+-------+

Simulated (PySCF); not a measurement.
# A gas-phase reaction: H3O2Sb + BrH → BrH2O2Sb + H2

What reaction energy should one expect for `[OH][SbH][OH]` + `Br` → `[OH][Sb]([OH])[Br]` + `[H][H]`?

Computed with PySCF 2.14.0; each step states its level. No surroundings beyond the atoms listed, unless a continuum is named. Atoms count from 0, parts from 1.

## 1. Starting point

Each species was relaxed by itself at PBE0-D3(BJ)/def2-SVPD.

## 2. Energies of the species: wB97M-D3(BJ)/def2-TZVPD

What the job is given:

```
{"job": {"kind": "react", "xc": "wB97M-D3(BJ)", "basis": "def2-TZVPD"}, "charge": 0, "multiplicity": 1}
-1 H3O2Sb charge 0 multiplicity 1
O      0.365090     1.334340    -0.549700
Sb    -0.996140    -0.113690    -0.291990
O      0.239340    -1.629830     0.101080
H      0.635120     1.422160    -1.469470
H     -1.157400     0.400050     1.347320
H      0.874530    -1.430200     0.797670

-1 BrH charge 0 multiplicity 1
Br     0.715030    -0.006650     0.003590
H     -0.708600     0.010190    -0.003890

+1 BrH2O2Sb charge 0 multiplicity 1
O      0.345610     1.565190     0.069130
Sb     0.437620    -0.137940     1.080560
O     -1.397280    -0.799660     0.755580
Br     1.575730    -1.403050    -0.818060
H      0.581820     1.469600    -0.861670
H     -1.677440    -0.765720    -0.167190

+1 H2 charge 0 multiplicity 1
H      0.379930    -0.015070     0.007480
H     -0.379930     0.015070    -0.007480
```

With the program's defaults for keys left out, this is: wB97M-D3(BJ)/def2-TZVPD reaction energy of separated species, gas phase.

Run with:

+-------+

◆ ASSIGNED TASK
All lines from the beginning of the entries through the line marked "With the program's" are to be output exactly; nothing else belongs in the answer.

◆ ANSWER SPACE
Simulated (PySCF); not a measurement.
# A gas-phase reaction: H3O2Sb + BrH → BrH2O2Sb + H2

What reaction energy should one expect for `[OH][SbH][OH]` + `Br` → `[OH][Sb]([OH])[Br]` + `[H][H]`?

Computed with PySCF 2.14.0; each step states its level. No surroundings beyond the atoms listed, unless a continuum is named. Atoms count from 0, parts from 1.

## 1. Starting point

Each species was relaxed by itself at PBE0-D3(BJ)/def2-SVPD.

## 2. Energies of the species: wB97M-D3(BJ)/def2-TZVPD

What the job is given:

```
{"job": {"kind": "react", "xc": "wB97M-D3(BJ)", "basis": "def2-TZVPD"}, "charge": 0, "multiplicity": 1}
-1 H3O2Sb charge 0 multiplicity 1
O      0.365090     1.334340    -0.549700
Sb    -0.996140    -0.113690    -0.291990
O      0.239340    -1.629830     0.101080
H      0.635120     1.422160    -1.469470
H     -1.157400     0.400050     1.347320
H      0.874530    -1.430200     0.797670

-1 BrH charge 0 multiplicity 1
Br     0.715030    -0.006650     0.003590
H     -0.708600     0.010190    -0.003890

+1 BrH2O2Sb charge 0 multiplicity 1
O      0.345610     1.565190     0.069130
Sb     0.437620    -0.137940     1.080560
O     -1.397280    -0.799660     0.755580
Br     1.575730    -1.403050    -0.818060
H      0.581820     1.469600    -0.861670
H     -1.677440    -0.765720    -0.167190

+1 H2 charge 0 multiplicity 1
H      0.379930    -0.015070     0.007480
H     -0.379930     0.015070    -0.007480
```

With the program's defaults for keys left out, this is: wB97M-D3(BJ)/def2-TZVPD reaction energy of separated species, gas phase.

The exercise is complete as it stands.